> [PROVIDED DATA]
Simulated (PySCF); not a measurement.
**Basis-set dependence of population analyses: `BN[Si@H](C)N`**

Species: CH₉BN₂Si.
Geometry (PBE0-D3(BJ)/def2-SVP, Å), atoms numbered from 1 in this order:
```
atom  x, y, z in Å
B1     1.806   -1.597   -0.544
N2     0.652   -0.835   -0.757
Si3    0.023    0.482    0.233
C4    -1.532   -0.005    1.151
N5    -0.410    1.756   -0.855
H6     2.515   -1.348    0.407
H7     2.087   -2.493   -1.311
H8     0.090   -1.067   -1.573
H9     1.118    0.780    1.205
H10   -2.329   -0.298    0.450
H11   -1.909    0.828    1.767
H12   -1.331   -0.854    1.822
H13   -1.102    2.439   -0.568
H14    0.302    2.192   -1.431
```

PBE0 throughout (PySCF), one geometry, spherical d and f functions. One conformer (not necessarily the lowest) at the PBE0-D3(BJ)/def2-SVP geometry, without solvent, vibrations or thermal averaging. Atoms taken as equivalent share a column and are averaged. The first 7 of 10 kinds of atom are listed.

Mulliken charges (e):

> [WORK REQUEST]
From the start of the data to the line that holds "PBE0 throughout (PySCF), one", retype each line exactly, with both ends included.

> [TASK RESULT]
Simulated (PySCF); not a measurement.
**Basis-set dependence of population analyses: `BN[Si@H](C)N`**

Species: CH₉BN₂Si.
Geometry (PBE0-D3(BJ)/def2-SVP, Å), atoms numbered from 1 in this order:
```
atom  x, y, z in Å
B1     1.806   -1.597   -0.544
N2     0.652   -0.835   -0.757
Si3    0.023    0.482    0.233
C4    -1.532   -0.005    1.151
N5    -0.410    1.756   -0.855
H6     2.515   -1.348    0.407
H7     2.087   -2.493   -1.311
H8     0.090   -1.067   -1.573
H9     1.118    0.780    1.205
H10   -2.329   -0.298    0.450
H11   -1.909    0.828    1.767
H12   -1.331   -0.854    1.822
H13   -1.102    2.439   -0.568
H14    0.302    2.192   -1.431
```

PBE0 throughout (PySCF), one geometry, spherical d and f functions. One conformer (not necessarily the lowest) at the PBE0-D3(BJ)/def2-SVP geometry, without solvent, vibrations or thermal averaging. Atoms taken as equivalent share a column and are averaged. The first 7 of 10 kinds of atom are listed.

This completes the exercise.